☆ ☆ ☆ ☆

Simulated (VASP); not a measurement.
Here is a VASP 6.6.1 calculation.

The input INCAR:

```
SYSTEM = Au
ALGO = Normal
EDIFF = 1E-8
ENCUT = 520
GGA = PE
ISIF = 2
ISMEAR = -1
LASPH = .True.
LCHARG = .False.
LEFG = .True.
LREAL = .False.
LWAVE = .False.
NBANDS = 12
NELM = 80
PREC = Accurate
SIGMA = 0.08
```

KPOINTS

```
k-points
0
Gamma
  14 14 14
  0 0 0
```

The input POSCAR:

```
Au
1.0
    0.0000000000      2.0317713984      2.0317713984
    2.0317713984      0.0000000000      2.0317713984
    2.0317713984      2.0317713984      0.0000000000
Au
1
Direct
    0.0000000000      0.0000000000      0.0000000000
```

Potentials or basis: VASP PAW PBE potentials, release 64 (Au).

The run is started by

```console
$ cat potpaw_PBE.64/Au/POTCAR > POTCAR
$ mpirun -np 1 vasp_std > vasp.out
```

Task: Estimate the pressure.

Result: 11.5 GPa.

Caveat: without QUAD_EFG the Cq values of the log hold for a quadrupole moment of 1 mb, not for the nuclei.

☆ ☆ ☆ ☆

Of the entries above, repeat exactly the lines between the line with "Potentials or basis: VASP" and the line with "Result: 11.5 GPa.", inclusive, and no others.

▸ Answer area:
Potentials or basis: VASP PAW PBE potentials, release 64 (Au).

The run is started by

```console
$ cat potpaw_PBE.64/Au/POTCAR > POTCAR
$ mpirun -np 1 vasp_std > vasp.out
```

Task: Estimate the pressure.

Result: 11.5 GPa.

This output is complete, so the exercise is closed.